__Listed entries__
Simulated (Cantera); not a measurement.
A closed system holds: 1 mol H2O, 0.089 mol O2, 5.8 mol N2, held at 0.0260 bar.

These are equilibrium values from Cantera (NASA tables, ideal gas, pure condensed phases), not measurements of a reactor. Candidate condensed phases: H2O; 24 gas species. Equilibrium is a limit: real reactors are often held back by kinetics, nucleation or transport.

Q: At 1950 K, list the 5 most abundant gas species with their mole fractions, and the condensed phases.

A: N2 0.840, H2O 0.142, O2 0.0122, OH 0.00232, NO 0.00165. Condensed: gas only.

__Work order__
The response should hold exactly the lines starting at the line with "A closed system" and ending at the line with "Q: At 1950 K, list", and no other line of the material above.

__Task answer__
A closed system holds: 1 mol H2O, 0.089 mol O2, 5.8 mol N2, held at 0.0260 bar.

These are equilibrium values from Cantera (NASA tables, ideal gas, pure condensed phases), not measurements of a reactor. Candidate condensed phases: H2O; 24 gas species. Equilibrium is a limit: real reactors are often held back by kinetics, nucleation or transport.

Q: At 1950 K, list the 5 most abundant gas species with their mole fractions, and the condensed phases.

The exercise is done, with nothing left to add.